▸ **Work instruction**: Reproduce the first line of the material below and each line after it, exactly, through the line containing "Stacked nanosheet transistor, parasitic", and give nothing more.

▸ **The data**:
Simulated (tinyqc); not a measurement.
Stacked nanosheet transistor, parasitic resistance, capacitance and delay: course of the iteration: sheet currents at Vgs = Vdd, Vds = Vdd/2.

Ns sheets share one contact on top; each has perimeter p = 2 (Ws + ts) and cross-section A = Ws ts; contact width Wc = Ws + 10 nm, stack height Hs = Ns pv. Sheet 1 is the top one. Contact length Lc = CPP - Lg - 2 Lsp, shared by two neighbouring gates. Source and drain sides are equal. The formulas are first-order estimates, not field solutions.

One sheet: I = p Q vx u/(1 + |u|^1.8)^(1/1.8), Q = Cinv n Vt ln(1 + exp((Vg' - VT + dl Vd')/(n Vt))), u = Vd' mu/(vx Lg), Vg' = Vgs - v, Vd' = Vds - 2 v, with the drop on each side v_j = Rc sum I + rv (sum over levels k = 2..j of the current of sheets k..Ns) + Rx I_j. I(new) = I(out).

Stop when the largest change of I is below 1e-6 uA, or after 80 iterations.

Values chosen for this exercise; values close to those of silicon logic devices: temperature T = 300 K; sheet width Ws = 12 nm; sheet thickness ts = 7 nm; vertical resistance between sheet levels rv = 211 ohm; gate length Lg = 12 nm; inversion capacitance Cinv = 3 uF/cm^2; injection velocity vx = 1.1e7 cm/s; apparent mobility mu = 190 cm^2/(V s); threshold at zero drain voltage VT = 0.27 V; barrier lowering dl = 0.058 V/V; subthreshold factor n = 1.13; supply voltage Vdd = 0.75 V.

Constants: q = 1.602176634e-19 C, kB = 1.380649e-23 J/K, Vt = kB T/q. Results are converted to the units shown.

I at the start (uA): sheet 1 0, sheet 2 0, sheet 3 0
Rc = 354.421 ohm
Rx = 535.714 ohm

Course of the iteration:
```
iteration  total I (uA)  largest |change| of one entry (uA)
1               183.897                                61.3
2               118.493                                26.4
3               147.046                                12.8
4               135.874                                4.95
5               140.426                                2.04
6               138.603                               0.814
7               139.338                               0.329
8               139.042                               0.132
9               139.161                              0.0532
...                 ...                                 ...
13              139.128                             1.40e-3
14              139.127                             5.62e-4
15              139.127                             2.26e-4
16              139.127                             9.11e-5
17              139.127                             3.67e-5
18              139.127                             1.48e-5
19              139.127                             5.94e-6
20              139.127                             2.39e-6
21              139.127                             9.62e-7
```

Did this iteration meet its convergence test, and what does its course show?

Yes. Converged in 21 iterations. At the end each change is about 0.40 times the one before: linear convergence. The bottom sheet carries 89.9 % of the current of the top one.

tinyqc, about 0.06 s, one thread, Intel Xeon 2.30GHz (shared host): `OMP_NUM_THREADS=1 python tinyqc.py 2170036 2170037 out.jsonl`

▸ **Task response**:
Simulated (tinyqc); not a measurement.
Stacked nanosheet transistor, parasitic resistance, capacitance and delay: course of the iteration: sheet currents at Vgs = Vdd, Vds = Vdd/2.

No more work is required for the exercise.